Give an exact copy of the lines from the beginning of the listing below to the "Numerical set-up: a" line, inclusive.

### Material provided
++++
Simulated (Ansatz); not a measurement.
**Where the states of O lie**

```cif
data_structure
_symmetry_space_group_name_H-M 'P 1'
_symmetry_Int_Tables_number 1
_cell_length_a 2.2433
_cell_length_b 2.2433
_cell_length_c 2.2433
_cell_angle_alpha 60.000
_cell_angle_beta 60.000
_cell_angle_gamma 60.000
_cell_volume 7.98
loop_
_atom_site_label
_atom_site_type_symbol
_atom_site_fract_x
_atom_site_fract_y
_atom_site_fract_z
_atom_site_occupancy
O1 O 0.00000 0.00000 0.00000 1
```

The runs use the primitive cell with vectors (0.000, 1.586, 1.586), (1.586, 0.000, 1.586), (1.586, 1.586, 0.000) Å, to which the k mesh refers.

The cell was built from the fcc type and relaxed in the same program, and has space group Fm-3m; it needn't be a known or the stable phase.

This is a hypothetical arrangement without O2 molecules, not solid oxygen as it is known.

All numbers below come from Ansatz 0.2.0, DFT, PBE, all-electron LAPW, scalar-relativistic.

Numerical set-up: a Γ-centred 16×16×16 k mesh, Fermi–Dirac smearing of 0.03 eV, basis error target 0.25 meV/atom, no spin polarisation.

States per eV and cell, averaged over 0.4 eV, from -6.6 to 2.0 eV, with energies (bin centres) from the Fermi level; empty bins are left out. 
++++

### Response box
Simulated (Ansatz); not a measurement.
**Where the states of O lie**

```cif
data_structure
_symmetry_space_group_name_H-M 'P 1'
_symmetry_Int_Tables_number 1
_cell_length_a 2.2433
_cell_length_b 2.2433
_cell_length_c 2.2433
_cell_angle_alpha 60.000
_cell_angle_beta 60.000
_cell_angle_gamma 60.000
_cell_volume 7.98
loop_
_atom_site_label
_atom_site_type_symbol
_atom_site_fract_x
_atom_site_fract_y
_atom_site_fract_z
_atom_site_occupancy
O1 O 0.00000 0.00000 0.00000 1
```

The runs use the primitive cell with vectors (0.000, 1.586, 1.586), (1.586, 0.000, 1.586), (1.586, 1.586, 0.000) Å, to which the k mesh refers.

The cell was built from the fcc type and relaxed in the same program, and has space group Fm-3m; it needn't be a known or the stable phase.

This is a hypothetical arrangement without O2 molecules, not solid oxygen as it is known.

All numbers below come from Ansatz 0.2.0, DFT, PBE, all-electron LAPW, scalar-relativistic.

Numerical set-up: a Γ-centred 16×16×16 k mesh, Fermi–Dirac smearing of 0.03 eV, basis error target 0.25 meV/atom, no spin polarisation.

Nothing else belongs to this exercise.